Top of Data shown
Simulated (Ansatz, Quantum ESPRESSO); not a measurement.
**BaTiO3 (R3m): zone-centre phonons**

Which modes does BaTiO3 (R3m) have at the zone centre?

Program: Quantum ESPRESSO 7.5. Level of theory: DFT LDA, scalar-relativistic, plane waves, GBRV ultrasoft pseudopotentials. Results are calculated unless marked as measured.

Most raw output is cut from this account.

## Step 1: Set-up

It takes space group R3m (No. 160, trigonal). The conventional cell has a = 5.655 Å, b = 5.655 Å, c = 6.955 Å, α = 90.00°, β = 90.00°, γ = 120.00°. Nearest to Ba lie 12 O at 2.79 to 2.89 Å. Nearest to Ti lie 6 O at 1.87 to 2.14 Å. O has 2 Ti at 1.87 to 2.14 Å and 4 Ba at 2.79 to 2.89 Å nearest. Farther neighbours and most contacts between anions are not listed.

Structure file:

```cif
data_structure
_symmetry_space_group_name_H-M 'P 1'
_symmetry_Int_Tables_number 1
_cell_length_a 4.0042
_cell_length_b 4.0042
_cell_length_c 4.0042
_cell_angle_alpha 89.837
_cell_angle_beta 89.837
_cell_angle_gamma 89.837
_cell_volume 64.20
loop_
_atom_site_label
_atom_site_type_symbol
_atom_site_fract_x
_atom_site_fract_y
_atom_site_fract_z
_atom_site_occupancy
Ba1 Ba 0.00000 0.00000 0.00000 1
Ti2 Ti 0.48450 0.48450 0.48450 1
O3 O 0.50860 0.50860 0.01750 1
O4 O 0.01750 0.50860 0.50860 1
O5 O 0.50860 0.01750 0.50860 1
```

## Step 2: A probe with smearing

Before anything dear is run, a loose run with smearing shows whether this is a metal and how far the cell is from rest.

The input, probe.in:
Bottom of Data shown

> **Work order**
Only an exact copy of the listing above, from its first line up to and including the line with "Before anything dear", counts as the answer.

> **Result**
Simulated (Ansatz, Quantum ESPRESSO); not a measurement.
**BaTiO3 (R3m): zone-centre phonons**

Which modes does BaTiO3 (R3m) have at the zone centre?

Program: Quantum ESPRESSO 7.5. Level of theory: DFT LDA, scalar-relativistic, plane waves, GBRV ultrasoft pseudopotentials. Results are calculated unless marked as measured.

Most raw output is cut from this account.

## Step 1: Set-up

It takes space group R3m (No. 160, trigonal). The conventional cell has a = 5.655 Å, b = 5.655 Å, c = 6.955 Å, α = 90.00°, β = 90.00°, γ = 120.00°. Nearest to Ba lie 12 O at 2.79 to 2.89 Å. Nearest to Ti lie 6 O at 1.87 to 2.14 Å. O has 2 Ti at 1.87 to 2.14 Å and 4 Ba at 2.79 to 2.89 Å nearest. Farther neighbours and most contacts between anions are not listed.

Structure file:

```cif
data_structure
_symmetry_space_group_name_H-M 'P 1'
_symmetry_Int_Tables_number 1
_cell_length_a 4.0042
_cell_length_b 4.0042
_cell_length_c 4.0042
_cell_angle_alpha 89.837
_cell_angle_beta 89.837
_cell_angle_gamma 89.837
_cell_volume 64.20
loop_
_atom_site_label
_atom_site_type_symbol
_atom_site_fract_x
_atom_site_fract_y
_atom_site_fract_z
_atom_site_occupancy
Ba1 Ba 0.00000 0.00000 0.00000 1
Ti2 Ti 0.48450 0.48450 0.48450 1
O3 O 0.50860 0.50860 0.01750 1
O4 O 0.01750 0.50860 0.50860 1
O5 O 0.50860 0.01750 0.50860 1
```

## Step 2: A probe with smearing

Before anything dear is run, a loose run with smearing shows whether this is a metal and how far the cell is from rest.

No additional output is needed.